**WORK ORDER**
A word-for-word copy of the entries below is required.

■ ■ ■ ■ ■ ■ ■

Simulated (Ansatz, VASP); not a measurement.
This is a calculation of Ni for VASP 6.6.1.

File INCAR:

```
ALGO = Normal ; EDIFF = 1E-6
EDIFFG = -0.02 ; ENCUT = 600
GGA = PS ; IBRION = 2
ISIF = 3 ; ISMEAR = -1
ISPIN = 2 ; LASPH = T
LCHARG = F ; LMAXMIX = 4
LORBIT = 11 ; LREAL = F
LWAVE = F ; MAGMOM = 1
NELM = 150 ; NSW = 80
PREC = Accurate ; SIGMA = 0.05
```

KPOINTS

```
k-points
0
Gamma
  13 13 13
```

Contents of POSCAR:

■ ■ ■ ■ ■ ■ ■

**ANSWER BOX**
Simulated (Ansatz, VASP); not a measurement.
This is a calculation of Ni for VASP 6.6.1.

File INCAR:

```
ALGO = Normal ; EDIFF = 1E-6
EDIFFG = -0.02 ; ENCUT = 600
GGA = PS ; IBRION = 2
ISIF = 3 ; ISMEAR = -1
ISPIN = 2 ; LASPH = T
LCHARG = F ; LMAXMIX = 4
LORBIT = 11 ; LREAL = F
LWAVE = F ; MAGMOM = 1
NELM = 150 ; NSW = 80
PREC = Accurate ; SIGMA = 0.05
```

KPOINTS

```
k-points
0
Gamma
  13 13 13
```

Contents of POSCAR:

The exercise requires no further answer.